Information provided:
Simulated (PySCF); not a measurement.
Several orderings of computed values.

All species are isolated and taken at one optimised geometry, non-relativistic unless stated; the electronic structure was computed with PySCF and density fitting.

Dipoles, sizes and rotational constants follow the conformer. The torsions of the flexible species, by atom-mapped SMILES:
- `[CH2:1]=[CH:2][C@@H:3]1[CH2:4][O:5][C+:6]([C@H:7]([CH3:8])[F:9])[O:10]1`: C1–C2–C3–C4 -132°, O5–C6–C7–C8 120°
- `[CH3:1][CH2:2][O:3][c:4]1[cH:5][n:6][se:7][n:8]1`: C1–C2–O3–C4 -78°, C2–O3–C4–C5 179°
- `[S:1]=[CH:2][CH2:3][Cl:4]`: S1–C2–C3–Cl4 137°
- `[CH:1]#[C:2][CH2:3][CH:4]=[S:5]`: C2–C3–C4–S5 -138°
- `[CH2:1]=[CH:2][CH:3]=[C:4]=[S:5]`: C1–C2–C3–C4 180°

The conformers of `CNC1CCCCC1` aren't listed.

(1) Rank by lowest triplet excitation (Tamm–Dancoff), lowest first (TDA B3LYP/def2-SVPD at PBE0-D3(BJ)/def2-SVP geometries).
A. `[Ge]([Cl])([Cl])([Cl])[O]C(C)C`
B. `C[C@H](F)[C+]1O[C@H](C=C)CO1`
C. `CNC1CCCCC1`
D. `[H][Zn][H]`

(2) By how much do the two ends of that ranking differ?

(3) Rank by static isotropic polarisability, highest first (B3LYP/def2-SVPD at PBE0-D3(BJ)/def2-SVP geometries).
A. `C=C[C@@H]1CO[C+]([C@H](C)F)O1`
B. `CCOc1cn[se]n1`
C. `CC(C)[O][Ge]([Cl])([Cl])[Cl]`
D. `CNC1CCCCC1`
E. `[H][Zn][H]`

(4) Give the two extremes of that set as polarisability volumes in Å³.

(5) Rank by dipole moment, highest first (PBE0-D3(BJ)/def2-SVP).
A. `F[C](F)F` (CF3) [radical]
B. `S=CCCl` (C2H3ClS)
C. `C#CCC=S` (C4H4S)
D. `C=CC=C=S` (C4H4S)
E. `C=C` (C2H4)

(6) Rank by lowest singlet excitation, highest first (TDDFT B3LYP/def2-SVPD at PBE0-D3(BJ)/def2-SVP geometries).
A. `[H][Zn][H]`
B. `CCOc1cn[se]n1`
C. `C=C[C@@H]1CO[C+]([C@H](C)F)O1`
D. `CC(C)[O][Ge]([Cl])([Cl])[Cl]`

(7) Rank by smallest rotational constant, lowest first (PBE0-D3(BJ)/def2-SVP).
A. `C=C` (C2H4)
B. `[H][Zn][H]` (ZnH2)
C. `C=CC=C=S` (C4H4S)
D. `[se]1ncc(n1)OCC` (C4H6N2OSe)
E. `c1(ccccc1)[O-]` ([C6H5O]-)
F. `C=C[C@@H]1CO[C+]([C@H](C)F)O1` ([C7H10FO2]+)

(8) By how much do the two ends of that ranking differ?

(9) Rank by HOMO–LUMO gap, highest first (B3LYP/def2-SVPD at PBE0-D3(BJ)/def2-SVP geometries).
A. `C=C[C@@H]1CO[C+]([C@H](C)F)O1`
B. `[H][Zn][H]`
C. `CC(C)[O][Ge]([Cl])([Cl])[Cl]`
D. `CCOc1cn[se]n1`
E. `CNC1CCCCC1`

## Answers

Task item:
All that is wanted is a faithful reproduction of the line above with "(2) By how much", the line with "(7) Rank by", and every line in between.

Reply:
(2) By how much do the two ends of that ranking differ?

(3) Rank by static isotropic polarisability, highest first (B3LYP/def2-SVPD at PBE0-D3(BJ)/def2-SVP geometries).
A. `C=C[C@@H]1CO[C+]([C@H](C)F)O1`
B. `CCOc1cn[se]n1`
C. `CC(C)[O][Ge]([Cl])([Cl])[Cl]`
D. `CNC1CCCCC1`
E. `[H][Zn][H]`

(4) Give the two extremes of that set as polarisability volumes in Å³.

(5) Rank by dipole moment, highest first (PBE0-D3(BJ)/def2-SVP).
A. `F[C](F)F` (CF3) [radical]
B. `S=CCCl` (C2H3ClS)
C. `C#CCC=S` (C4H4S)
D. `C=CC=C=S` (C4H4S)
E. `C=C` (C2H4)

(6) Rank by lowest singlet excitation, highest first (TDDFT B3LYP/def2-SVPD at PBE0-D3(BJ)/def2-SVP geometries).
A. `[H][Zn][H]`
B. `CCOc1cn[se]n1`
C. `C=C[C@@H]1CO[C+]([C@H](C)F)O1`
D. `CC(C)[O][Ge]([Cl])([Cl])[Cl]`

(7) Rank by smallest rotational constant, lowest first (PBE0-D3(BJ)/def2-SVP).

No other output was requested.